Recorded information:
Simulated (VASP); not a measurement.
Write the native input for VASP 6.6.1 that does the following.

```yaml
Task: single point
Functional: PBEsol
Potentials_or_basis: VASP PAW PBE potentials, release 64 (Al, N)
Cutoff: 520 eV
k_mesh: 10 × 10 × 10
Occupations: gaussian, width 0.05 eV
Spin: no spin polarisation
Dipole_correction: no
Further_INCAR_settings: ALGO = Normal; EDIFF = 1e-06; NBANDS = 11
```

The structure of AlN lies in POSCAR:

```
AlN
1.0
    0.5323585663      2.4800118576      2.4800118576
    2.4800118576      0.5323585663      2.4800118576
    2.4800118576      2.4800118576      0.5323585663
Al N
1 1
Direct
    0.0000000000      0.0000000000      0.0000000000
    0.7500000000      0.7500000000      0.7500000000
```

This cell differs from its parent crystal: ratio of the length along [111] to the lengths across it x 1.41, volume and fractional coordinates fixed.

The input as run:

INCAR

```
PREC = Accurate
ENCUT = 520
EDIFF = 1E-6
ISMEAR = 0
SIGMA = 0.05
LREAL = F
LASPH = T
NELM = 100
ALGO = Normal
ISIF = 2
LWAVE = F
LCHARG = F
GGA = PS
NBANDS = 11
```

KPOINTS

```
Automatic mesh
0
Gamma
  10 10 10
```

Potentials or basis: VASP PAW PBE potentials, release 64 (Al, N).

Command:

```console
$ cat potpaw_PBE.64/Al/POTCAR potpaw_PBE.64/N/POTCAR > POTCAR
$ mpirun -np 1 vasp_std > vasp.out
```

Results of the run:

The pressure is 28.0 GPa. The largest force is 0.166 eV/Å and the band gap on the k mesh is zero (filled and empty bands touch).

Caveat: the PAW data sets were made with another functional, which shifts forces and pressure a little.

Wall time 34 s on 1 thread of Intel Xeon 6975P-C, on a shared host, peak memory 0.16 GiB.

Work request:
What you give back must match the material exactly, beginning with its first line and ending with the line holding "Caveat: the PAW".

Your solution:
Simulated (VASP); not a measurement.
Write the native input for VASP 6.6.1 that does the following.

```yaml
Task: single point
Functional: PBEsol
Potentials_or_basis: VASP PAW PBE potentials, release 64 (Al, N)
Cutoff: 520 eV
k_mesh: 10 × 10 × 10
Occupations: gaussian, width 0.05 eV
Spin: no spin polarisation
Dipole_correction: no
Further_INCAR_settings: ALGO = Normal; EDIFF = 1e-06; NBANDS = 11
```

The structure of AlN lies in POSCAR:

```
AlN
1.0
    0.5323585663      2.4800118576      2.4800118576
    2.4800118576      0.5323585663      2.4800118576
    2.4800118576      2.4800118576      0.5323585663
Al N
1 1
Direct
    0.0000000000      0.0000000000      0.0000000000
    0.7500000000      0.7500000000      0.7500000000
```

This cell differs from its parent crystal: ratio of the length along [111] to the lengths across it x 1.41, volume and fractional coordinates fixed.

The input as run:

INCAR

```
PREC = Accurate
ENCUT = 520
EDIFF = 1E-6
ISMEAR = 0
SIGMA = 0.05
LREAL = F
LASPH = T
NELM = 100
ALGO = Normal
ISIF = 2
LWAVE = F
LCHARG = F
GGA = PS
NBANDS = 11
```

KPOINTS

```
Automatic mesh
0
Gamma
  10 10 10
```

Potentials or basis: VASP PAW PBE potentials, release 64 (Al, N).

Command:

```console
$ cat potpaw_PBE.64/Al/POTCAR potpaw_PBE.64/N/POTCAR > POTCAR
$ mpirun -np 1 vasp_std > vasp.out
```

Results of the run:

The pressure is 28.0 GPa. The largest force is 0.166 eV/Å and the band gap on the k mesh is zero (filled and empty bands touch).

Caveat: the PAW data sets were made with another functional, which shifts forces and pressure a little.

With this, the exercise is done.